| Work task |
Quote exactly the lines spanning from the top of the data below to the line that contains "Result: B, x(Te)", including both.

| Material supplied |
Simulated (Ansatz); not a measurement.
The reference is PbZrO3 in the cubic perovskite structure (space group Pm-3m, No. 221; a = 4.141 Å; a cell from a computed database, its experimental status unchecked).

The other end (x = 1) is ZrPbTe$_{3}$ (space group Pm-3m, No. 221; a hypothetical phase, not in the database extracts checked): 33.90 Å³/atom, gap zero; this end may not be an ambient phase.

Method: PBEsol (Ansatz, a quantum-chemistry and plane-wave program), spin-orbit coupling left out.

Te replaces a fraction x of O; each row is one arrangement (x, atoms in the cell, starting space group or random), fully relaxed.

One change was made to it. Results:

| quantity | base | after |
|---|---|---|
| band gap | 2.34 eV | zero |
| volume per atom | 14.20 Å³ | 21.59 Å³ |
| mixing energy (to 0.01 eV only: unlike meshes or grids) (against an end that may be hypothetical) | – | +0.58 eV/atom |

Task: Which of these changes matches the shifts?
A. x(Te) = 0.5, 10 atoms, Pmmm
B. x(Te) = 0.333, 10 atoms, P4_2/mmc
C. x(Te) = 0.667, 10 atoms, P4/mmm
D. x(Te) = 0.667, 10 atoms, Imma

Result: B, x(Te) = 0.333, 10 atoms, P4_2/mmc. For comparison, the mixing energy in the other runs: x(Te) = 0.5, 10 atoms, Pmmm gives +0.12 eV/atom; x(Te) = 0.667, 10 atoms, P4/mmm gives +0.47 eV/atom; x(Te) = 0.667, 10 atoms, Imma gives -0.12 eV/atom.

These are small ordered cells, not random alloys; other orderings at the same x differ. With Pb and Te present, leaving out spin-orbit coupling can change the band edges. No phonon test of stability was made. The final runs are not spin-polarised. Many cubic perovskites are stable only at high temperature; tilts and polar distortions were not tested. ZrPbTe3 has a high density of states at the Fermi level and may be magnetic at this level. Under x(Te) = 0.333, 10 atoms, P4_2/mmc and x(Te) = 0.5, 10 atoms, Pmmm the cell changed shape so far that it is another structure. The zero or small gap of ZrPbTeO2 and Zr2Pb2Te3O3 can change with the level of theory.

| Answer section |
Simulated (Ansatz); not a measurement.
The reference is PbZrO3 in the cubic perovskite structure (space group Pm-3m, No. 221; a = 4.141 Å; a cell from a computed database, its experimental status unchecked).

The other end (x = 1) is ZrPbTe$_{3}$ (space group Pm-3m, No. 221; a hypothetical phase, not in the database extracts checked): 33.90 Å³/atom, gap zero; this end may not be an ambient phase.

Method: PBEsol (Ansatz, a quantum-chemistry and plane-wave program), spin-orbit coupling left out.

Te replaces a fraction x of O; each row is one arrangement (x, atoms in the cell, starting space group or random), fully relaxed.

One change was made to it. Results:

| quantity | base | after |
|---|---|---|
| band gap | 2.34 eV | zero |
| volume per atom | 14.20 Å³ | 21.59 Å³ |
| mixing energy (to 0.01 eV only: unlike meshes or grids) (against an end that may be hypothetical) | – | +0.58 eV/atom |

Task: Which of these changes matches the shifts?
A. x(Te) = 0.5, 10 atoms, Pmmm
B. x(Te) = 0.333, 10 atoms, P4_2/mmc
C. x(Te) = 0.667, 10 atoms, P4/mmm
D. x(Te) = 0.667, 10 atoms, Imma

Result: B, x(Te) = 0.333, 10 atoms, P4_2/mmc. For comparison, the mixing energy in the other runs: x(Te) = 0.5, 10 atoms, Pmmm gives +0.12 eV/atom; x(Te) = 0.667, 10 atoms, P4/mmm gives +0.47 eV/atom; x(Te) = 0.667, 10 atoms, Imma gives -0.12 eV/atom.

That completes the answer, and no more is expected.